Work request | Write out the lines from the top of the material through the line with "Every bond is", exactly and with nothing added.

Entries supplied |
* * * * * * *
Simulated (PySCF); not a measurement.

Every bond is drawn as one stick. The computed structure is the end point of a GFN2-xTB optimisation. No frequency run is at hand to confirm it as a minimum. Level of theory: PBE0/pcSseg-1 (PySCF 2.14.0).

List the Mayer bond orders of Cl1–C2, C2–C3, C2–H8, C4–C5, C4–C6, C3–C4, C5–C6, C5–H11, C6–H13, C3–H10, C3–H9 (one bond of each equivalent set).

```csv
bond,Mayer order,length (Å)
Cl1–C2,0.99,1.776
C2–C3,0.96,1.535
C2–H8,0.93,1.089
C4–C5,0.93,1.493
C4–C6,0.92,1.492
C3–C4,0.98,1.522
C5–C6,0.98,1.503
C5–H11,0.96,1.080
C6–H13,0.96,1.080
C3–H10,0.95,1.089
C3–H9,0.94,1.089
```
* * * * * * *

Exercise result |
Simulated (PySCF); not a measurement.

Every bond is drawn as one stick. The computed structure is the end point of a GFN2-xTB optimisation. No frequency run is at hand to confirm it as a minimum. Level of theory: PBE0/pcSseg-1 (PySCF 2.14.0).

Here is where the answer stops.